- Source information -
================================

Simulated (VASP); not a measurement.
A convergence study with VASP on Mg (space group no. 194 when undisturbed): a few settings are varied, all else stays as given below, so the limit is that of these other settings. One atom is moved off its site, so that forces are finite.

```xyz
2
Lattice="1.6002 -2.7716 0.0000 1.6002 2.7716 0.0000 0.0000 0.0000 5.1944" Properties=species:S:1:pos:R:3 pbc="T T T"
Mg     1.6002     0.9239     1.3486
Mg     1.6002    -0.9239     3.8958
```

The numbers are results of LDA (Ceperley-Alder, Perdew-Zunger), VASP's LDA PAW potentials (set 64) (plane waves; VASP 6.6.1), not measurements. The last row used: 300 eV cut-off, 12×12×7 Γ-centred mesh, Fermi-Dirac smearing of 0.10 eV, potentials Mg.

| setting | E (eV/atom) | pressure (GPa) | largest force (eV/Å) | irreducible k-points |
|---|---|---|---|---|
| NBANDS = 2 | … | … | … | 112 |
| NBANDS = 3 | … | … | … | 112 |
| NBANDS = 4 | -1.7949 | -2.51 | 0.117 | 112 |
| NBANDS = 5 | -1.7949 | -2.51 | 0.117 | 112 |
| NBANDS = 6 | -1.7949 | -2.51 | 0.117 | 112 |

================================

- Requirement -
All of the material above should be printed exactly as it appears.

- Task response -
Simulated (VASP); not a measurement.
A convergence study with VASP on Mg (space group no. 194 when undisturbed): a few settings are varied, all else stays as given below, so the limit is that of these other settings. One atom is moved off its site, so that forces are finite.

```xyz
2
Lattice="1.6002 -2.7716 0.0000 1.6002 2.7716 0.0000 0.0000 0.0000 5.1944" Properties=species:S:1:pos:R:3 pbc="T T T"
Mg     1.6002     0.9239     1.3486
Mg     1.6002    -0.9239     3.8958
```

The numbers are results of LDA (Ceperley-Alder, Perdew-Zunger), VASP's LDA PAW potentials (set 64) (plane waves; VASP 6.6.1), not measurements. The last row used: 300 eV cut-off, 12×12×7 Γ-centred mesh, Fermi-Dirac smearing of 0.10 eV, potentials Mg.

| setting | E (eV/atom) | pressure (GPa) | largest force (eV/Å) | irreducible k-points |
|---|---|---|---|---|
| NBANDS = 2 | … | … | … | 112 |
| NBANDS = 3 | … | … | … | 112 |
| NBANDS = 4 | -1.7949 | -2.51 | 0.117 | 112 |
| NBANDS = 5 | -1.7949 | -2.51 | 0.117 | 112 |
| NBANDS = 6 | -1.7949 | -2.51 | 0.117 | 112 |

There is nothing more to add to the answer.